## ACTION ITEM
Your response should be the listing below, repeated exactly and in full.

## DATASET EXCERPTS
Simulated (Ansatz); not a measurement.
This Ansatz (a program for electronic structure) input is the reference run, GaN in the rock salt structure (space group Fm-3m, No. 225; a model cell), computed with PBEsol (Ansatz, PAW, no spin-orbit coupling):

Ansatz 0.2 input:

## REPLY
Simulated (Ansatz); not a measurement.
This Ansatz (a program for electronic structure) input is the reference run, GaN in the rock salt structure (space group Fm-3m, No. 225; a model cell), computed with PBEsol (Ansatz, PAW, no spin-orbit coupling):

Ansatz 0.2 input:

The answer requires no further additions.